▶ _Assignment_: Please reproduce each line of the data below exactly as shown.

▶ _Recorded data_:
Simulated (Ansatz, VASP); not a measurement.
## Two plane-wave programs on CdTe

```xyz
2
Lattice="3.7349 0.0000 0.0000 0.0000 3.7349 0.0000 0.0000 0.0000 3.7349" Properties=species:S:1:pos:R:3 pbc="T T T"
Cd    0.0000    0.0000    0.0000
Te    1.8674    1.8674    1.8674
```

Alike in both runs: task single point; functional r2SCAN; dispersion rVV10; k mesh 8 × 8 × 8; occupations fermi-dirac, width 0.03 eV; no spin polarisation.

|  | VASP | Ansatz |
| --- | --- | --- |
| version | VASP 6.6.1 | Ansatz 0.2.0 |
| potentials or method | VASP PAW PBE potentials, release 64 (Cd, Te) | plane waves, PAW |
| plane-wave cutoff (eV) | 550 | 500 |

▶ _Written solution_:
Simulated (Ansatz, VASP); not a measurement.
## Two plane-wave programs on CdTe

```xyz
2
Lattice="3.7349 0.0000 0.0000 0.0000 3.7349 0.0000 0.0000 0.0000 3.7349" Properties=species:S:1:pos:R:3 pbc="T T T"
Cd    0.0000    0.0000    0.0000
Te    1.8674    1.8674    1.8674
```

Alike in both runs: task single point; functional r2SCAN; dispersion rVV10; k mesh 8 × 8 × 8; occupations fermi-dirac, width 0.03 eV; no spin polarisation.

|  | VASP | Ansatz |
| --- | --- | --- |
| version | VASP 6.6.1 | Ansatz 0.2.0 |
| potentials or method | VASP PAW PBE potentials, release 64 (Cd, Te) | plane waves, PAW |
| plane-wave cutoff (eV) | 550 | 500 |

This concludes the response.